WORK REQUEST. Transcribe the stretch of entries below from the line with "AlRu, 2 atoms" through the line with "correction | no |", exactly and with both ends included; leave out all other lines.

INPUT DATA.
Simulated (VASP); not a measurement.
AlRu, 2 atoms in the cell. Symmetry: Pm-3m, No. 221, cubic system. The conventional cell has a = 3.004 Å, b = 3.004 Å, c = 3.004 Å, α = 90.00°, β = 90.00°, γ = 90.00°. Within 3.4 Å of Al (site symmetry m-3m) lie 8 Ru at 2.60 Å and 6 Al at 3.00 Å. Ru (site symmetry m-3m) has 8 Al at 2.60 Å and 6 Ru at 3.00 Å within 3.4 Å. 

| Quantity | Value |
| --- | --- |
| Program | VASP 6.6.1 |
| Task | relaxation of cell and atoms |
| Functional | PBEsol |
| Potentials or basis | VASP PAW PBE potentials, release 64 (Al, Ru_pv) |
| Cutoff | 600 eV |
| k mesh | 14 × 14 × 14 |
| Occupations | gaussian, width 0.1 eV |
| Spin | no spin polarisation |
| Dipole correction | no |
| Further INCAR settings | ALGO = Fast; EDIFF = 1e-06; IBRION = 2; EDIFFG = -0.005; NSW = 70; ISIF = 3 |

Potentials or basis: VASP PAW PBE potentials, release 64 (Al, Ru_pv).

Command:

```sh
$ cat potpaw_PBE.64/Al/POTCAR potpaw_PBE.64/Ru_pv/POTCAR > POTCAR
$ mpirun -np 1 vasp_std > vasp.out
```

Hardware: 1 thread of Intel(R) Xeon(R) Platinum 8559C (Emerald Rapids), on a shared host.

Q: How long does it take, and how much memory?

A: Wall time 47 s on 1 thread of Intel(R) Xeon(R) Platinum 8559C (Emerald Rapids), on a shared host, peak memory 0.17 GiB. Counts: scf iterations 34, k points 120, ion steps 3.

ANSWER BOX.
AlRu, 2 atoms in the cell. Symmetry: Pm-3m, No. 221, cubic system. The conventional cell has a = 3.004 Å, b = 3.004 Å, c = 3.004 Å, α = 90.00°, β = 90.00°, γ = 90.00°. Within 3.4 Å of Al (site symmetry m-3m) lie 8 Ru at 2.60 Å and 6 Al at 3.00 Å. Ru (site symmetry m-3m) has 8 Al at 2.60 Å and 6 Ru at 3.00 Å within 3.4 Å. 

| Quantity | Value |
| --- | --- |
| Program | VASP 6.6.1 |
| Task | relaxation of cell and atoms |
| Functional | PBEsol |
| Potentials or basis | VASP PAW PBE potentials, release 64 (Al, Ru_pv) |
| Cutoff | 600 eV |
| k mesh | 14 × 14 × 14 |
| Occupations | gaussian, width 0.1 eV |
| Spin | no spin polarisation |
| Dipole correction | no |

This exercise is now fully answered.